Provided data
◆ ◆ ◆

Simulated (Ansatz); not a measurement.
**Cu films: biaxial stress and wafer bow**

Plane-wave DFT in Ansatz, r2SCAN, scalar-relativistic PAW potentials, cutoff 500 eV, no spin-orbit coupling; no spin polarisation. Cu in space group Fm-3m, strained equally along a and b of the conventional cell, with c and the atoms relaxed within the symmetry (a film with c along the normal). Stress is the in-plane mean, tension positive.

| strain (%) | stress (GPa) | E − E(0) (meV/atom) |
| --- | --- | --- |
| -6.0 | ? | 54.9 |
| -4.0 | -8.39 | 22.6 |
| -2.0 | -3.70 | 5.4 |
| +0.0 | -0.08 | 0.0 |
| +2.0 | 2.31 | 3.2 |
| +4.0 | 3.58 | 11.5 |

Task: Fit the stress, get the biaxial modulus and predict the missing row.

◆ ◆ ◆

Work request
The entire listing should be repeated with no line missing and no word altered.

Task solution
Simulated (Ansatz); not a measurement.
**Cu films: biaxial stress and wafer bow**

Plane-wave DFT in Ansatz, r2SCAN, scalar-relativistic PAW potentials, cutoff 500 eV, no spin-orbit coupling; no spin polarisation. Cu in space group Fm-3m, strained equally along a and b of the conventional cell, with c and the atoms relaxed within the symmetry (a film with c along the normal). Stress is the in-plane mean, tension positive.

| strain (%) | stress (GPa) | E − E(0) (meV/atom) |
| --- | --- | --- |
| -6.0 | ? | 54.9 |
| -4.0 | -8.39 | 22.6 |
| -2.0 | -3.70 | 5.4 |
| +0.0 | -0.08 | 0.0 |
| +2.0 | 2.31 | 3.2 |
| +4.0 | 3.58 | 11.5 |

Task: Fit the stress, get the biaxial modulus and predict the missing row.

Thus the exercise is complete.